### [Required action]
Print all the data, keeping every line exactly as it is.

### [Data extract]
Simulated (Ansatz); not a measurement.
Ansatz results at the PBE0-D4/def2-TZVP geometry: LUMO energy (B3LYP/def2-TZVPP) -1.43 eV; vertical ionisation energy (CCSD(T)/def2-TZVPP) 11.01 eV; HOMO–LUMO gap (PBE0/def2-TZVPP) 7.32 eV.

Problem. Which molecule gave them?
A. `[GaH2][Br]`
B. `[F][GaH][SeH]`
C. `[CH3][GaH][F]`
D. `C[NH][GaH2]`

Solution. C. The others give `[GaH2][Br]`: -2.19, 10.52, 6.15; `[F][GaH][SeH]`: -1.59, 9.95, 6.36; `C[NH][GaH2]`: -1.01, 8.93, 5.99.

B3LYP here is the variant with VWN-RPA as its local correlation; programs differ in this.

### [Answer area]
Simulated (Ansatz); not a measurement.
Ansatz results at the PBE0-D4/def2-TZVP geometry: LUMO energy (B3LYP/def2-TZVPP) -1.43 eV; vertical ionisation energy (CCSD(T)/def2-TZVPP) 11.01 eV; HOMO–LUMO gap (PBE0/def2-TZVPP) 7.32 eV.

Problem. Which molecule gave them?
A. `[GaH2][Br]`
B. `[F][GaH][SeH]`
C. `[CH3][GaH][F]`
D. `C[NH][GaH2]`

Solution. C. The others give `[GaH2][Br]`: -2.19, 10.52, 6.15; `[F][GaH][SeH]`: -1.59, 9.95, 6.36; `C[NH][GaH2]`: -1.01, 8.93, 5.99.

B3LYP here is the variant with VWN-RPA as its local correlation; programs differ in this.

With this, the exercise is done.